[Opening Data section]

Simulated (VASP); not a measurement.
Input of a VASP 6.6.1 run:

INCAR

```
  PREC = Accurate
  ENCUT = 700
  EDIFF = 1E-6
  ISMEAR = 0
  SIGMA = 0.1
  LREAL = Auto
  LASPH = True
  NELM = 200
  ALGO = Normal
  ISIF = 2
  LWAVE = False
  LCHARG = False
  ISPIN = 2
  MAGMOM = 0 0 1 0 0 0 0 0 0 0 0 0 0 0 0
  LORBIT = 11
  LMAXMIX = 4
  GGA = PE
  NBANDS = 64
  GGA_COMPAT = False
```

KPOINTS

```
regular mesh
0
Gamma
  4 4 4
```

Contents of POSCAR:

[Closing Data section]

### Requirement
Exact reproduction of the entire listing is required.

### Written answer
Simulated (VASP); not a measurement.
Input of a VASP 6.6.1 run:

INCAR

```
  PREC = Accurate
  ENCUT = 700
  EDIFF = 1E-6
  ISMEAR = 0
  SIGMA = 0.1
  LREAL = Auto
  LASPH = True
  NELM = 200
  ALGO = Normal
  ISIF = 2
  LWAVE = False
  LCHARG = False
  ISPIN = 2
  MAGMOM = 0 0 1 0 0 0 0 0 0 0 0 0 0 0 0
  LORBIT = 11
  LMAXMIX = 4
  GGA = PE
  NBANDS = 64
  GGA_COMPAT = False
```

KPOINTS

```
regular mesh
0
Gamma
  4 4 4
```

Contents of POSCAR:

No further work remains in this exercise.